───── Data ─────
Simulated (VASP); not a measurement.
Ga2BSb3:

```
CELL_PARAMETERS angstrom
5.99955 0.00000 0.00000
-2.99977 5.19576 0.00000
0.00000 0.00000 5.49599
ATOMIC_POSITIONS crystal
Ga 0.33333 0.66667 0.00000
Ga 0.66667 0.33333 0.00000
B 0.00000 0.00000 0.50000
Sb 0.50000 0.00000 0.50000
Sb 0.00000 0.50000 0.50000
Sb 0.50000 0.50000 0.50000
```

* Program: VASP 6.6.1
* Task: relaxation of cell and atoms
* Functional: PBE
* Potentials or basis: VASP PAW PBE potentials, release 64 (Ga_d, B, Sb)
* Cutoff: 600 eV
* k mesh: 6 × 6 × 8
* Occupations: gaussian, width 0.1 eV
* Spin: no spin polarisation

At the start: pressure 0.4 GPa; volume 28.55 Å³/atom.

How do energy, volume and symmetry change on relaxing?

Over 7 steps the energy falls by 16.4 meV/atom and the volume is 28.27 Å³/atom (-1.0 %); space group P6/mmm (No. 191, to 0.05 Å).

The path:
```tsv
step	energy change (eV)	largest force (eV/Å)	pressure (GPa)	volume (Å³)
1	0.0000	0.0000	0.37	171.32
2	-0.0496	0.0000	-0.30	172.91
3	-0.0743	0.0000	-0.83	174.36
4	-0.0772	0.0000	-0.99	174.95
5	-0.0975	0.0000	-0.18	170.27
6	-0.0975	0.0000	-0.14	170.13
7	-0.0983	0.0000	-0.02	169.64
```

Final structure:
─────

**Action item**
Set down exactly the lines that begin the records and continue through the line bearing "Program: VASP 6.6.1"; include both ends.

**Answer section**
Simulated (VASP); not a measurement.
Ga2BSb3:

```
CELL_PARAMETERS angstrom
5.99955 0.00000 0.00000
-2.99977 5.19576 0.00000
0.00000 0.00000 5.49599
ATOMIC_POSITIONS crystal
Ga 0.33333 0.66667 0.00000
Ga 0.66667 0.33333 0.00000
B 0.00000 0.00000 0.50000
Sb 0.50000 0.00000 0.50000
Sb 0.00000 0.50000 0.50000
Sb 0.50000 0.50000 0.50000
```

* Program: VASP 6.6.1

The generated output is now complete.